WORK REQUEST:
All entries are to be retyped without alteration.

╔══

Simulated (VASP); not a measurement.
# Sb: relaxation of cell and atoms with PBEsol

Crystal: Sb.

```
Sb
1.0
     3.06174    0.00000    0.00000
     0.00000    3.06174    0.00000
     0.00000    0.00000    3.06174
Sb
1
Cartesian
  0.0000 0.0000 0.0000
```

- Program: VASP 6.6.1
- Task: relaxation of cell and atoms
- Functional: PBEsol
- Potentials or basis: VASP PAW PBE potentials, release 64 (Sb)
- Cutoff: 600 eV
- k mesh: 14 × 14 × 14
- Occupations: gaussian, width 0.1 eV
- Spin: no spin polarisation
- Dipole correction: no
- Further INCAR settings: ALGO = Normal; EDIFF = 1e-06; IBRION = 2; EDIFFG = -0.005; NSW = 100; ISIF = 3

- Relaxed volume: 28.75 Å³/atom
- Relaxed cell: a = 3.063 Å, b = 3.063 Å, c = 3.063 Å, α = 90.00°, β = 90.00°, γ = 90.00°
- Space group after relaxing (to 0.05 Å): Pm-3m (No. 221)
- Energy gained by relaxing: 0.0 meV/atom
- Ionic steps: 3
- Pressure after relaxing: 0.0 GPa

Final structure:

╚══

RESPONSE AREA:
Simulated (VASP); not a measurement.
# Sb: relaxation of cell and atoms with PBEsol

Crystal: Sb.

```
Sb
1.0
     3.06174    0.00000    0.00000
     0.00000    3.06174    0.00000
     0.00000    0.00000    3.06174
Sb
1
Cartesian
  0.0000 0.0000 0.0000
```

- Program: VASP 6.6.1
- Task: relaxation of cell and atoms
- Functional: PBEsol
- Potentials or basis: VASP PAW PBE potentials, release 64 (Sb)
- Cutoff: 600 eV
- k mesh: 14 × 14 × 14
- Occupations: gaussian, width 0.1 eV
- Spin: no spin polarisation
- Dipole correction: no
- Further INCAR settings: ALGO = Normal; EDIFF = 1e-06; IBRION = 2; EDIFFG = -0.005; NSW = 100; ISIF = 3

- Relaxed volume: 28.75 Å³/atom
- Relaxed cell: a = 3.063 Å, b = 3.063 Å, c = 3.063 Å, α = 90.00°, β = 90.00°, γ = 90.00°
- Space group after relaxing (to 0.05 Å): Pm-3m (No. 221)
- Energy gained by relaxing: 0.0 meV/atom
- Ionic steps: 3
- Pressure after relaxing: 0.0 GPa

Final structure:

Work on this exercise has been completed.